§ EXERCISE DATA
Content starts

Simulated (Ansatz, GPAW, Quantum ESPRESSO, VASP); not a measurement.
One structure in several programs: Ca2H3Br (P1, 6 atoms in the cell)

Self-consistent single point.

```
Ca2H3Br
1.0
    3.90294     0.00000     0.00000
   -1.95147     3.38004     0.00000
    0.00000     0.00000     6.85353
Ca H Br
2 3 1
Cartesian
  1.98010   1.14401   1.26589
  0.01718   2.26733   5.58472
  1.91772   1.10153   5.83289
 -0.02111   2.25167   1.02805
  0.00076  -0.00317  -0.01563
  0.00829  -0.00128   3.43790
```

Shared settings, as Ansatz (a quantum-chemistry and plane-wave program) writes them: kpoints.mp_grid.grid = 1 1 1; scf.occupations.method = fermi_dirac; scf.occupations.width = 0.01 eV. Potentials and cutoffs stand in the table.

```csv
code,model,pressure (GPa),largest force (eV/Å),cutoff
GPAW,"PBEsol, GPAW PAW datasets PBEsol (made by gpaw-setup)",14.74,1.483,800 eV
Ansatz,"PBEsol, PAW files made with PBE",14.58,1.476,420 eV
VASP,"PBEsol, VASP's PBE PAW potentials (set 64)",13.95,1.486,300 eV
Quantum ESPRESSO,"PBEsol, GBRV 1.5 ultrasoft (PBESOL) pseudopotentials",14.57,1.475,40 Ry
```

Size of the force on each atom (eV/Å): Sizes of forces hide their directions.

Content ends

Word for word, copy out the records.

§ YOUR RESPONSE
Simulated (Ansatz, GPAW, Quantum ESPRESSO, VASP); not a measurement.
One structure in several programs: Ca2H3Br (P1, 6 atoms in the cell)

Self-consistent single point.

```
Ca2H3Br
1.0
    3.90294     0.00000     0.00000
   -1.95147     3.38004     0.00000
    0.00000     0.00000     6.85353
Ca H Br
2 3 1
Cartesian
  1.98010   1.14401   1.26589
  0.01718   2.26733   5.58472
  1.91772   1.10153   5.83289
 -0.02111   2.25167   1.02805
  0.00076  -0.00317  -0.01563
  0.00829  -0.00128   3.43790
```

Shared settings, as Ansatz (a quantum-chemistry and plane-wave program) writes them: kpoints.mp_grid.grid = 1 1 1; scf.occupations.method = fermi_dirac; scf.occupations.width = 0.01 eV. Potentials and cutoffs stand in the table.

```csv
code,model,pressure (GPa),largest force (eV/Å),cutoff
GPAW,"PBEsol, GPAW PAW datasets PBEsol (made by gpaw-setup)",14.74,1.483,800 eV
Ansatz,"PBEsol, PAW files made with PBE",14.58,1.476,420 eV
VASP,"PBEsol, VASP's PBE PAW potentials (set 64)",13.95,1.486,300 eV
Quantum ESPRESSO,"PBEsol, GBRV 1.5 ultrasoft (PBESOL) pseudopotentials",14.57,1.475,40 Ry
```

Size of the force on each atom (eV/Å): Sizes of forces hide their directions.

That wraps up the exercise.